— Dataset content —
--------------------------------------------------
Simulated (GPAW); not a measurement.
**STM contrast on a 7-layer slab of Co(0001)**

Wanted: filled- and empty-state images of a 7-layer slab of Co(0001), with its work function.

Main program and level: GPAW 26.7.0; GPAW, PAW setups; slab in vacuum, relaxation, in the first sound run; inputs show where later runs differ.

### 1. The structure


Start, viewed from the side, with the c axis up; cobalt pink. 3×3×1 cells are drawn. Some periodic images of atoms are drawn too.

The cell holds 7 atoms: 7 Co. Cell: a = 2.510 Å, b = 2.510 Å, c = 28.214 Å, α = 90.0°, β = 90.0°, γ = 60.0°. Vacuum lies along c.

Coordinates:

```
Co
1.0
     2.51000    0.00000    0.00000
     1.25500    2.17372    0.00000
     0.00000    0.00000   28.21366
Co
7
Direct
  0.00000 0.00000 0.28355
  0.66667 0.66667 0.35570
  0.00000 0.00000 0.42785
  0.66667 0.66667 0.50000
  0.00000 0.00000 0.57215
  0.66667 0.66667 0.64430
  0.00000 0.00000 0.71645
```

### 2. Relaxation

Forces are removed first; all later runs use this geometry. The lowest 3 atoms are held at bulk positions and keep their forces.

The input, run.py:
--------------------------------------------------

— Action item —
Output, from the data above, the lines from the line with "slab of Co(0001)**" to the line with "Forces are removed" exactly as they stand, both ends included and nothing else.

— Answer area —
**STM contrast on a 7-layer slab of Co(0001)**

Wanted: filled- and empty-state images of a 7-layer slab of Co(0001), with its work function.

Main program and level: GPAW 26.7.0; GPAW, PAW setups; slab in vacuum, relaxation, in the first sound run; inputs show where later runs differ.

### 1. The structure


Start, viewed from the side, with the c axis up; cobalt pink. 3×3×1 cells are drawn. Some periodic images of atoms are drawn too.

The cell holds 7 atoms: 7 Co. Cell: a = 2.510 Å, b = 2.510 Å, c = 28.214 Å, α = 90.0°, β = 90.0°, γ = 60.0°. Vacuum lies along c.

Coordinates:

```
Co
1.0
     2.51000    0.00000    0.00000
     1.25500    2.17372    0.00000
     0.00000    0.00000   28.21366
Co
7
Direct
  0.00000 0.00000 0.28355
  0.66667 0.66667 0.35570
  0.00000 0.00000 0.42785
  0.66667 0.66667 0.50000
  0.00000 0.00000 0.57215
  0.66667 0.66667 0.64430
  0.00000 0.00000 0.71645
```

### 2. Relaxation

Forces are removed first; all later runs use this geometry. The lowest 3 atoms are held at bulk positions and keep their forces.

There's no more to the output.